WORK REQUEST:
Reproduce, from the lines below, exactly the stretch that begins at the line containing "Computed with plane-wave" and ends at the line containing "The volume per atom goes", both included.

GIVEN RECORDS:
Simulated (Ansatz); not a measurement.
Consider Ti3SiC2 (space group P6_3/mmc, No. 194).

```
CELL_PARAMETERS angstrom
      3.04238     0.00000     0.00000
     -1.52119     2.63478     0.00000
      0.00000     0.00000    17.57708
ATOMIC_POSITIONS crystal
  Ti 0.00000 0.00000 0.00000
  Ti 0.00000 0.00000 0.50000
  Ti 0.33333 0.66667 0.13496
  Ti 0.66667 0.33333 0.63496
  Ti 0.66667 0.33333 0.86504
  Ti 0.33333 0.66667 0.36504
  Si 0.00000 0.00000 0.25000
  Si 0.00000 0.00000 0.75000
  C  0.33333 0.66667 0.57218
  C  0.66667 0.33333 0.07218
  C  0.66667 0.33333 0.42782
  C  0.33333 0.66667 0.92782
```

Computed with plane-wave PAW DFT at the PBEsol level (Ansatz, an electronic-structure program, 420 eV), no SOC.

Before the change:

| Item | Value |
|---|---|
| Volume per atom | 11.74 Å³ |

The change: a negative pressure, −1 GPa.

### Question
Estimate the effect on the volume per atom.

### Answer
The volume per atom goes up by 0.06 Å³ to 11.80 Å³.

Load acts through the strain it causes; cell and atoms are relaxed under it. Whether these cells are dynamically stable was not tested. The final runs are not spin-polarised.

SOLUTION:
Computed with plane-wave PAW DFT at the PBEsol level (Ansatz, an electronic-structure program, 420 eV), no SOC.

Before the change:

| Item | Value |
|---|---|
| Volume per atom | 11.74 Å³ |

The change: a negative pressure, −1 GPa.

### Question
Estimate the effect on the volume per atom.

### Answer
The volume per atom goes up by 0.06 Å³ to 11.80 Å³.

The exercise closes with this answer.